> _Brief_
The line containing "## Ce: input and output of one calculation" marks the end: restate word for word every line from the first line of the entries below through that one.

> _Entries supplied_
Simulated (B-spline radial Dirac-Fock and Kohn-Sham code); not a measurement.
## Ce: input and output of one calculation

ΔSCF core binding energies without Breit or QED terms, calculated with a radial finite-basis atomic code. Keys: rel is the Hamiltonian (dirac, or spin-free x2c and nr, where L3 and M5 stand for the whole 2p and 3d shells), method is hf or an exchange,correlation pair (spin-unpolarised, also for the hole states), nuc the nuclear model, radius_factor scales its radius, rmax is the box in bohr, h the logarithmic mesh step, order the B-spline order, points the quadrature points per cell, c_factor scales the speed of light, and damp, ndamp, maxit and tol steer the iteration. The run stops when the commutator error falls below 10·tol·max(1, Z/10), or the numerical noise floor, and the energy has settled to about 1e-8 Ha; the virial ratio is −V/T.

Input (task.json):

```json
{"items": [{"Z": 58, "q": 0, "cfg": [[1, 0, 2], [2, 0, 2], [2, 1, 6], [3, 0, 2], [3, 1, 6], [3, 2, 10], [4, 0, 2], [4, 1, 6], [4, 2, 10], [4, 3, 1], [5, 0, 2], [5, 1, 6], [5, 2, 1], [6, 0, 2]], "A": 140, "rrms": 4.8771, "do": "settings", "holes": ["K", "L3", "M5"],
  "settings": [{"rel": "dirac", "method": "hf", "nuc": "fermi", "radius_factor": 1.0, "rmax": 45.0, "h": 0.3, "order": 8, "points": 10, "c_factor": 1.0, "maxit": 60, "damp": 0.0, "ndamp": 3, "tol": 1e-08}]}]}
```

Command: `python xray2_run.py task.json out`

> _Solution_
Simulated (B-spline radial Dirac-Fock and Kohn-Sham code); not a measurement.
## Ce: input and output of one calculation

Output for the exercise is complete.